__Records shown__
------------------------------------------------------------------------

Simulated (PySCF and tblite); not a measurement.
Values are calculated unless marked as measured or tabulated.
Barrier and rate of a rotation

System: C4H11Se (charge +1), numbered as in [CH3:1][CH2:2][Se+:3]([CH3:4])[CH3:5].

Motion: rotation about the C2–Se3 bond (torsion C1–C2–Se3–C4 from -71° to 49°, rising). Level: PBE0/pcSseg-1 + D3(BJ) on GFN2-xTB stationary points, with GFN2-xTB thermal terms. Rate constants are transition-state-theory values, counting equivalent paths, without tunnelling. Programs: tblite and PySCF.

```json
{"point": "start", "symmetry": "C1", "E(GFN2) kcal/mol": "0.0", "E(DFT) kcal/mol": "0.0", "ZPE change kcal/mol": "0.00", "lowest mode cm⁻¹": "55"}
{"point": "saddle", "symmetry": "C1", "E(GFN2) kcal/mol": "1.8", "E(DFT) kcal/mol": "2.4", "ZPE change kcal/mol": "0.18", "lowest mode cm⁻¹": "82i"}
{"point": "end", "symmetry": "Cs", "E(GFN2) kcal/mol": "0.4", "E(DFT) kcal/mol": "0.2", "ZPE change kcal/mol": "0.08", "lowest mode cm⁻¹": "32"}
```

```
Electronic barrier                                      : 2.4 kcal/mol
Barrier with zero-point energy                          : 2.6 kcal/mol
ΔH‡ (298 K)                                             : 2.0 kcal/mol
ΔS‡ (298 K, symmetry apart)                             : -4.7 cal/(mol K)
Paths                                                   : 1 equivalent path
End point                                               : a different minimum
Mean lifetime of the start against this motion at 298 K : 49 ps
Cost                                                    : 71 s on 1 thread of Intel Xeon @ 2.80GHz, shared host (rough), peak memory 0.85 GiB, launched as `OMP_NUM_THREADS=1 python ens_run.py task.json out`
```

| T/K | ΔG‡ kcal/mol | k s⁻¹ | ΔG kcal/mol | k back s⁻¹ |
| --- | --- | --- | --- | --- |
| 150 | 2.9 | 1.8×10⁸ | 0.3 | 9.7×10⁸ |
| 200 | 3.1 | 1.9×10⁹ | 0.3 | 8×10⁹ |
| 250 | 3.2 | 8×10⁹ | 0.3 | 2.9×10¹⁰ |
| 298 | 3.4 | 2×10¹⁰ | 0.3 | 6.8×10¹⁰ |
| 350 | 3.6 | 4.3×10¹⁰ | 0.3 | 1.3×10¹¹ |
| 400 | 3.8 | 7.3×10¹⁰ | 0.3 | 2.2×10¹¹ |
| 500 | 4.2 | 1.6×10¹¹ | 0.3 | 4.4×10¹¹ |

------------------------------------------------------------------------

__Work task__
Every line from the start of the listing through the line with "System: C4H11Se (charge" should be reproduced exactly, and no other line.

__Exercise response__
Simulated (PySCF and tblite); not a measurement.
Values are calculated unless marked as measured or tabulated.
Barrier and rate of a rotation

System: C4H11Se (charge +1), numbered as in [CH3:1][CH2:2][Se+:3]([CH3:4])[CH3:5].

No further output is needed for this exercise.